ACTIVITY
What appears from the first line of the data below through the line containing "- volume per atom: 15.98 Å³", both included, should be copied exactly, and nothing else.

RECORD SET
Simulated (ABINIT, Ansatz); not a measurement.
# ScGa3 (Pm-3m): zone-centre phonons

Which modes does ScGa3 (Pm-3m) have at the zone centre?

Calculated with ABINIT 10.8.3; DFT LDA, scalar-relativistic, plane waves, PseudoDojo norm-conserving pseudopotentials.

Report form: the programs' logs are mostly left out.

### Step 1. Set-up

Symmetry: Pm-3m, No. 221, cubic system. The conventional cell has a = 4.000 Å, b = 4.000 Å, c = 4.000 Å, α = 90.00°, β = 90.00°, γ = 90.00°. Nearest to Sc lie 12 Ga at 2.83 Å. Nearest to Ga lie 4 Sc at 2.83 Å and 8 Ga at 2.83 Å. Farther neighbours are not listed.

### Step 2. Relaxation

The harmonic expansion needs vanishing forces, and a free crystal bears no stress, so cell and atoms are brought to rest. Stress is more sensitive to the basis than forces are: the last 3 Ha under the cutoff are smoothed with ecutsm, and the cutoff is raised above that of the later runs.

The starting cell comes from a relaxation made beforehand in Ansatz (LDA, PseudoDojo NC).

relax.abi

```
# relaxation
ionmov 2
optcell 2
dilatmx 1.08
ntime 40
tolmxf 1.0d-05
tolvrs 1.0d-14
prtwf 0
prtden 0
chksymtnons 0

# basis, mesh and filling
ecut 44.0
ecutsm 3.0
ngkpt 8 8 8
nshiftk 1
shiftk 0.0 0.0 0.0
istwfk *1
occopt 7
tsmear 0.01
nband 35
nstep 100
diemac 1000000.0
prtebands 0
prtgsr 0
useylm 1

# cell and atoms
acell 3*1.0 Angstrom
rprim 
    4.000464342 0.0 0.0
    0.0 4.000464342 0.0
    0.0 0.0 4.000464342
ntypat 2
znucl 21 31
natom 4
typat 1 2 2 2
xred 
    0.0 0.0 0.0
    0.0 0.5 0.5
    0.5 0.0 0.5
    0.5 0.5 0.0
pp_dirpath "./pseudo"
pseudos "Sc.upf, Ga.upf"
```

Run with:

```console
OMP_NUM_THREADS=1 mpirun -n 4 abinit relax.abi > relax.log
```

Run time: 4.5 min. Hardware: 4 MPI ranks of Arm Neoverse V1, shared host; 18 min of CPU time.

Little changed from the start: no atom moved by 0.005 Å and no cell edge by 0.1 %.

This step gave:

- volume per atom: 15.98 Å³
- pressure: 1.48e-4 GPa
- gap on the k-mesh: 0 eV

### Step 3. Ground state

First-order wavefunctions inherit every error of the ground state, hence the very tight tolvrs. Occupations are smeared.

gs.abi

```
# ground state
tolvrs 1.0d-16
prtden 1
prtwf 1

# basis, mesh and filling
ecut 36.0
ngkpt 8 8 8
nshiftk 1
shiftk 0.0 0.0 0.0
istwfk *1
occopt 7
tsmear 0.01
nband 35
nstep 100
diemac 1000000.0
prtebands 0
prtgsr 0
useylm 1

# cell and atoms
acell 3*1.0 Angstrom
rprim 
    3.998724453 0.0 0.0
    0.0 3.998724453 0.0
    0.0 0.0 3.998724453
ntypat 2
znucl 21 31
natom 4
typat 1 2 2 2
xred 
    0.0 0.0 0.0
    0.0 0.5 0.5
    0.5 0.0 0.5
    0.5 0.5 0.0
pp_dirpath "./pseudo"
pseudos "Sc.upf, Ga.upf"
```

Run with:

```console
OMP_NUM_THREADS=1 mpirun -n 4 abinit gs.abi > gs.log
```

WORKED SOLUTION
Simulated (ABINIT, Ansatz); not a measurement.
# ScGa3 (Pm-3m): zone-centre phonons

Which modes does ScGa3 (Pm-3m) have at the zone centre?

Calculated with ABINIT 10.8.3; DFT LDA, scalar-relativistic, plane waves, PseudoDojo norm-conserving pseudopotentials.

Report form: the programs' logs are mostly left out.

### Step 1. Set-up

Symmetry: Pm-3m, No. 221, cubic system. The conventional cell has a = 4.000 Å, b = 4.000 Å, c = 4.000 Å, α = 90.00°, β = 90.00°, γ = 90.00°. Nearest to Sc lie 12 Ga at 2.83 Å. Nearest to Ga lie 4 Sc at 2.83 Å and 8 Ga at 2.83 Å. Farther neighbours are not listed.

### Step 2. Relaxation

The harmonic expansion needs vanishing forces, and a free crystal bears no stress, so cell and atoms are brought to rest. Stress is more sensitive to the basis than forces are: the last 3 Ha under the cutoff are smoothed with ecutsm, and the cutoff is raised above that of the later runs.

The starting cell comes from a relaxation made beforehand in Ansatz (LDA, PseudoDojo NC).

relax.abi

```
# relaxation
ionmov 2
optcell 2
dilatmx 1.08
ntime 40
tolmxf 1.0d-05
tolvrs 1.0d-14
prtwf 0
prtden 0
chksymtnons 0

# basis, mesh and filling
ecut 44.0
ecutsm 3.0
ngkpt 8 8 8
nshiftk 1
shiftk 0.0 0.0 0.0
istwfk *1
occopt 7
tsmear 0.01
nband 35
nstep 100
diemac 1000000.0
prtebands 0
prtgsr 0
useylm 1

# cell and atoms
acell 3*1.0 Angstrom
rprim 
    4.000464342 0.0 0.0
    0.0 4.000464342 0.0
    0.0 0.0 4.000464342
ntypat 2
znucl 21 31
natom 4
typat 1 2 2 2
xred 
    0.0 0.0 0.0
    0.0 0.5 0.5
    0.5 0.0 0.5
    0.5 0.5 0.0
pp_dirpath "./pseudo"
pseudos "Sc.upf, Ga.upf"
```

Run with:

```console
OMP_NUM_THREADS=1 mpirun -n 4 abinit relax.abi > relax.log
```

Run time: 4.5 min. Hardware: 4 MPI ranks of Arm Neoverse V1, shared host; 18 min of CPU time.

Little changed from the start: no atom moved by 0.005 Å and no cell edge by 0.1 %.

This step gave:

- volume per atom: 15.98 Å³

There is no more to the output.